Take the data from its first line. Print each line exactly until the line containing "Corrections (hartree): -0.057654, -0.055555, -0.054467." has been printed too.

┄┄┄┄┄┄┄┄┄┄

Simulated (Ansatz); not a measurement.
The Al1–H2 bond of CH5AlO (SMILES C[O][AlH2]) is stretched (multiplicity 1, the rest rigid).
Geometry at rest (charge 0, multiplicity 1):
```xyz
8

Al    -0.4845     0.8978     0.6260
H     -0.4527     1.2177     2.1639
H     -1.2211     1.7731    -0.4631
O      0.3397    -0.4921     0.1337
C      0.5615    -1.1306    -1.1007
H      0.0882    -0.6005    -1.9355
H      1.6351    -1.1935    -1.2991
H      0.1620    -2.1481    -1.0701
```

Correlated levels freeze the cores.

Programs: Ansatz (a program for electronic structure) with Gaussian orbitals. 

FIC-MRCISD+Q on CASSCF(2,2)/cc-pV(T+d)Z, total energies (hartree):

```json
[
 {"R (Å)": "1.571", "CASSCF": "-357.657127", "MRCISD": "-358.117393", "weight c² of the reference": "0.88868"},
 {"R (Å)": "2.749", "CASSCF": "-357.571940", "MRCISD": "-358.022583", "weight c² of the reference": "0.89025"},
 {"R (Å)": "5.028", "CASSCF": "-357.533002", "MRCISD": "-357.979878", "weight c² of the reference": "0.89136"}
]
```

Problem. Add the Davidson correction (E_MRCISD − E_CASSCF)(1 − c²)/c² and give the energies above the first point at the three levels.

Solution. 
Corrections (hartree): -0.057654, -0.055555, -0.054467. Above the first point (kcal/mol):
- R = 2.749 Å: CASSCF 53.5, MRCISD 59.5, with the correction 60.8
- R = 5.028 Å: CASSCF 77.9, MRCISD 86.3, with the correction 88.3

┄┄┄┄┄┄┄┄┄┄

TASK SOLUTION:
Simulated (Ansatz); not a measurement.
The Al1–H2 bond of CH5AlO (SMILES C[O][AlH2]) is stretched (multiplicity 1, the rest rigid).
Geometry at rest (charge 0, multiplicity 1):
```xyz
8

Al    -0.4845     0.8978     0.6260
H     -0.4527     1.2177     2.1639
H     -1.2211     1.7731    -0.4631
O      0.3397    -0.4921     0.1337
C      0.5615    -1.1306    -1.1007
H      0.0882    -0.6005    -1.9355
H      1.6351    -1.1935    -1.2991
H      0.1620    -2.1481    -1.0701
```

Correlated levels freeze the cores.

Programs: Ansatz (a program for electronic structure) with Gaussian orbitals. 

FIC-MRCISD+Q on CASSCF(2,2)/cc-pV(T+d)Z, total energies (hartree):

```json
[
 {"R (Å)": "1.571", "CASSCF": "-357.657127", "MRCISD": "-358.117393", "weight c² of the reference": "0.88868"},
 {"R (Å)": "2.749", "CASSCF": "-357.571940", "MRCISD": "-358.022583", "weight c² of the reference": "0.89025"},
 {"R (Å)": "5.028", "CASSCF": "-357.533002", "MRCISD": "-357.979878", "weight c² of the reference": "0.89136"}
]
```

Problem. Add the Davidson correction (E_MRCISD − E_CASSCF)(1 − c²)/c² and give the energies above the first point at the three levels.

Solution. 
Corrections (hartree): -0.057654, -0.055555, -0.054467. Above the first point (kcal/mol):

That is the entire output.